(REQUIRED ACTION):
Set down the material again. Keep every line exactly as it is.

(DATASET RECORDS):
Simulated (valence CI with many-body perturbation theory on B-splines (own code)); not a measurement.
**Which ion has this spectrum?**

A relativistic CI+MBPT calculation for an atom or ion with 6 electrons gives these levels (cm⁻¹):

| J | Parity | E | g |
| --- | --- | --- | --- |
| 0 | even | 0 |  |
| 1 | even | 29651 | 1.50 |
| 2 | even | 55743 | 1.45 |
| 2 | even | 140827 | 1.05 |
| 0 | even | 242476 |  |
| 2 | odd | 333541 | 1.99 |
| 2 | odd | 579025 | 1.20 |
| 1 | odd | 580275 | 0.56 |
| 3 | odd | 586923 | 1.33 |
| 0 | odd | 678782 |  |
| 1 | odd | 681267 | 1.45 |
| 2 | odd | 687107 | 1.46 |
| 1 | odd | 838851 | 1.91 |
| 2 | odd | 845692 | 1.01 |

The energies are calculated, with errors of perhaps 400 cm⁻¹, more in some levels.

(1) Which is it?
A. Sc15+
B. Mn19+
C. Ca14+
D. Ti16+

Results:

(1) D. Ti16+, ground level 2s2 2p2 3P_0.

(RESULT):
Simulated (valence CI with many-body perturbation theory on B-splines (own code)); not a measurement.
**Which ion has this spectrum?**

A relativistic CI+MBPT calculation for an atom or ion with 6 electrons gives these levels (cm⁻¹):

| J | Parity | E | g |
| --- | --- | --- | --- |
| 0 | even | 0 |  |
| 1 | even | 29651 | 1.50 |
| 2 | even | 55743 | 1.45 |
| 2 | even | 140827 | 1.05 |
| 0 | even | 242476 |  |
| 2 | odd | 333541 | 1.99 |
| 2 | odd | 579025 | 1.20 |
| 1 | odd | 580275 | 0.56 |
| 3 | odd | 586923 | 1.33 |
| 0 | odd | 678782 |  |
| 1 | odd | 681267 | 1.45 |
| 2 | odd | 687107 | 1.46 |
| 1 | odd | 838851 | 1.91 |
| 2 | odd | 845692 | 1.01 |

The energies are calculated, with errors of perhaps 400 cm⁻¹, more in some levels.

(1) Which is it?
A. Sc15+
B. Mn19+
C. Ca14+
D. Ti16+

Results:

(1) D. Ti16+, ground level 2s2 2p2 3P_0.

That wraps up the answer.